Required action
Please give back word for word the lines of the material below between the line containing "23.484 | -0.38 |" and the line containing "Q: Fit P against", inclusive.

-- Dataset content follows --

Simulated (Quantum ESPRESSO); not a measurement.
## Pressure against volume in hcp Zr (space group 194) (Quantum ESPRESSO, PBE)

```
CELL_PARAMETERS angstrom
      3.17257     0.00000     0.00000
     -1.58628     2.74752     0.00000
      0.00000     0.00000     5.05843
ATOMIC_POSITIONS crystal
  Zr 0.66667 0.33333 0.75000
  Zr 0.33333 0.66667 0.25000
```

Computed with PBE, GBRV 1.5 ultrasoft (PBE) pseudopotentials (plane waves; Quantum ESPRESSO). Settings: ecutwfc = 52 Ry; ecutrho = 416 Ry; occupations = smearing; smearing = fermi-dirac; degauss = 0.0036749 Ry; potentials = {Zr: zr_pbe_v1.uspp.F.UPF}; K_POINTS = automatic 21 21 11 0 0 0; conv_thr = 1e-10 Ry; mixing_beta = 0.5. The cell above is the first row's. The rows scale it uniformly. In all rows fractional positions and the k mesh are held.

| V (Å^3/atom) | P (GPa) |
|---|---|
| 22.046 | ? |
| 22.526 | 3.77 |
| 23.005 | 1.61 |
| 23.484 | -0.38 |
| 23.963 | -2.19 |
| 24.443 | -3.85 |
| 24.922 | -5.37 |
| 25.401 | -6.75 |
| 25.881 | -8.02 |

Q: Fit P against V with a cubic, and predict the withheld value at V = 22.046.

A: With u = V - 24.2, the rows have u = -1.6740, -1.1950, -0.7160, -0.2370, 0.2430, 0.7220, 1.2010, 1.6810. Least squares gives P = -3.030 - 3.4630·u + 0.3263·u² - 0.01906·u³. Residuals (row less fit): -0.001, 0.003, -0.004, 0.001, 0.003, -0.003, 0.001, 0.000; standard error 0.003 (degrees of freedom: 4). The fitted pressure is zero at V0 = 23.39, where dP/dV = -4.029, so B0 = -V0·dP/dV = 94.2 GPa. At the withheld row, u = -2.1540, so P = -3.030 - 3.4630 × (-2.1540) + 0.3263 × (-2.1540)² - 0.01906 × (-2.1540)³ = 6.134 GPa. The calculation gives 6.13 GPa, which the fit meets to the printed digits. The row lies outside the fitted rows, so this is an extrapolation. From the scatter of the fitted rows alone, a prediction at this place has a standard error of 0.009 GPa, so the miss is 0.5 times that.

-- Dataset content concluded --

Problem solution
| 23.484 | -0.38 |
| 23.963 | -2.19 |
| 24.443 | -3.85 |
| 24.922 | -5.37 |
| 25.401 | -6.75 |
| 25.881 | -8.02 |

Q: Fit P against V with a cubic, and predict the withheld value at V = 22.046.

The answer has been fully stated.